INFORMATION SHOWN =
━━━━━━━━━━

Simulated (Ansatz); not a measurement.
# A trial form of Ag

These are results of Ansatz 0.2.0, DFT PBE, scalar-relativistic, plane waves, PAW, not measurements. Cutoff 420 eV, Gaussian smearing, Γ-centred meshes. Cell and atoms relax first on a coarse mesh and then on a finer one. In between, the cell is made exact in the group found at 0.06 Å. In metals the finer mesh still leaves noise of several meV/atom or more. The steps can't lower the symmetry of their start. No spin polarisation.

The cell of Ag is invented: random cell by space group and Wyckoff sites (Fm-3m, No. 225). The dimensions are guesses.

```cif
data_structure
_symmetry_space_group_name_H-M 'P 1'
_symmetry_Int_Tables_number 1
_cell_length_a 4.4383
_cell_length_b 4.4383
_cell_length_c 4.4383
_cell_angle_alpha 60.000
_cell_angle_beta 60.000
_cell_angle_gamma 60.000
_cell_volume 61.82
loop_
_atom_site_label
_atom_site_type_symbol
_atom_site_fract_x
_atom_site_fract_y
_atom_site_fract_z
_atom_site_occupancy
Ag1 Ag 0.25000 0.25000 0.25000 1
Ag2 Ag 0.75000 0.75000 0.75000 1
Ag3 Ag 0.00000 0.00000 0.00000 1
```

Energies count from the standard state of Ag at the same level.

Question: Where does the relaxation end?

━━━━━━━━━━

WORK REQUEST =
What is wanted is every line from the first line of the entries through the line that contains "Energies count from", given again exactly.

WORKED SOLUTION =
Simulated (Ansatz); not a measurement.
# A trial form of Ag

These are results of Ansatz 0.2.0, DFT PBE, scalar-relativistic, plane waves, PAW, not measurements. Cutoff 420 eV, Gaussian smearing, Γ-centred meshes. Cell and atoms relax first on a coarse mesh and then on a finer one. In between, the cell is made exact in the group found at 0.06 Å. In metals the finer mesh still leaves noise of several meV/atom or more. The steps can't lower the symmetry of their start. No spin polarisation.

The cell of Ag is invented: random cell by space group and Wyckoff sites (Fm-3m, No. 225). The dimensions are guesses.

```cif
data_structure
_symmetry_space_group_name_H-M 'P 1'
_symmetry_Int_Tables_number 1
_cell_length_a 4.4383
_cell_length_b 4.4383
_cell_length_c 4.4383
_cell_angle_alpha 60.000
_cell_angle_beta 60.000
_cell_angle_gamma 60.000
_cell_volume 61.82
loop_
_atom_site_label
_atom_site_type_symbol
_atom_site_fract_x
_atom_site_fract_y
_atom_site_fract_z
_atom_site_occupancy
Ag1 Ag 0.25000 0.25000 0.25000 1
Ag2 Ag 0.75000 0.75000 0.75000 1
Ag3 Ag 0.00000 0.00000 0.00000 1
```

Energies count from the standard state of Ag at the same level.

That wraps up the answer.